### REQUIRED ACTION
The expected output is the complete listing, unchanged.

### GIVEN INFORMATION
————

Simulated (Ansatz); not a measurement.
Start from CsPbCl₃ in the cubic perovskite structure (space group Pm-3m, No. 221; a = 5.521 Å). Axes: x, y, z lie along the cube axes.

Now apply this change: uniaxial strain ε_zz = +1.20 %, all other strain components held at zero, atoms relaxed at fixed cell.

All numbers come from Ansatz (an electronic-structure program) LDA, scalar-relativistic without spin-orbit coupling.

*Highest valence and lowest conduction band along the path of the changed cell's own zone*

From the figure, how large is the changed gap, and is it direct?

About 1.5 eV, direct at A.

————

### YOUR RESPONSE
Simulated (Ansatz); not a measurement.
Start from CsPbCl₃ in the cubic perovskite structure (space group Pm-3m, No. 221; a = 5.521 Å). Axes: x, y, z lie along the cube axes.

Now apply this change: uniaxial strain ε_zz = +1.20 %, all other strain components held at zero, atoms relaxed at fixed cell.

All numbers come from Ansatz (an electronic-structure program) LDA, scalar-relativistic without spin-orbit coupling.

*Highest valence and lowest conduction band along the path of the changed cell's own zone*

From the figure, how large is the changed gap, and is it direct?

About 1.5 eV, direct at A.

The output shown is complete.